*** DATA SECTION ***
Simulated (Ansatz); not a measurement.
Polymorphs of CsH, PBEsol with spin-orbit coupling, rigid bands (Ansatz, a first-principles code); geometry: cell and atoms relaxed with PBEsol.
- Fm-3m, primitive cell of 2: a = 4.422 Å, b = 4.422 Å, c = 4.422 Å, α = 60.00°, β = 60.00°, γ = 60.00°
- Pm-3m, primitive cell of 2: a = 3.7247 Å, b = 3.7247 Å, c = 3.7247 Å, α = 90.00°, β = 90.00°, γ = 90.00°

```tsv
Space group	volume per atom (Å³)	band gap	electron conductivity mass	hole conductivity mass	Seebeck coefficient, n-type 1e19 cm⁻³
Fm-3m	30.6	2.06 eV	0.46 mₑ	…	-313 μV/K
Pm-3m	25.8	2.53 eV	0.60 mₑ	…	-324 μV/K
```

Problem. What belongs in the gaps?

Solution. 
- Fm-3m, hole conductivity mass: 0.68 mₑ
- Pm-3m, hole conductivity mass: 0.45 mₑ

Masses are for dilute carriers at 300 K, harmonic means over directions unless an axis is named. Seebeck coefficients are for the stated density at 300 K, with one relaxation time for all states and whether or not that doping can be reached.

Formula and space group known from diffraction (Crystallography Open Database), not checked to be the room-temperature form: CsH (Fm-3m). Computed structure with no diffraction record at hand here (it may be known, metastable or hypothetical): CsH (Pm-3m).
***

#### REQUIRED ACTION:
All of the data above should be transcribed exactly.

#### TASK SOLUTION:
Simulated (Ansatz); not a measurement.
Polymorphs of CsH, PBEsol with spin-orbit coupling, rigid bands (Ansatz, a first-principles code); geometry: cell and atoms relaxed with PBEsol.
- Fm-3m, primitive cell of 2: a = 4.422 Å, b = 4.422 Å, c = 4.422 Å, α = 60.00°, β = 60.00°, γ = 60.00°
- Pm-3m, primitive cell of 2: a = 3.7247 Å, b = 3.7247 Å, c = 3.7247 Å, α = 90.00°, β = 90.00°, γ = 90.00°

```tsv
Space group	volume per atom (Å³)	band gap	electron conductivity mass	hole conductivity mass	Seebeck coefficient, n-type 1e19 cm⁻³
Fm-3m	30.6	2.06 eV	0.46 mₑ	…	-313 μV/K
Pm-3m	25.8	2.53 eV	0.60 mₑ	…	-324 μV/K
```

Problem. What belongs in the gaps?

Solution. 
- Fm-3m, hole conductivity mass: 0.68 mₑ
- Pm-3m, hole conductivity mass: 0.45 mₑ

Masses are for dilute carriers at 300 K, harmonic means over directions unless an axis is named. Seebeck coefficients are for the stated density at 300 K, with one relaxation time for all states and whether or not that doping can be reached.

Formula and space group known from diffraction (Crystallography Open Database), not checked to be the room-temperature form: CsH (Fm-3m). Computed structure with no diffraction record at hand here (it may be known, metastable or hypothetical): CsH (Pm-3m).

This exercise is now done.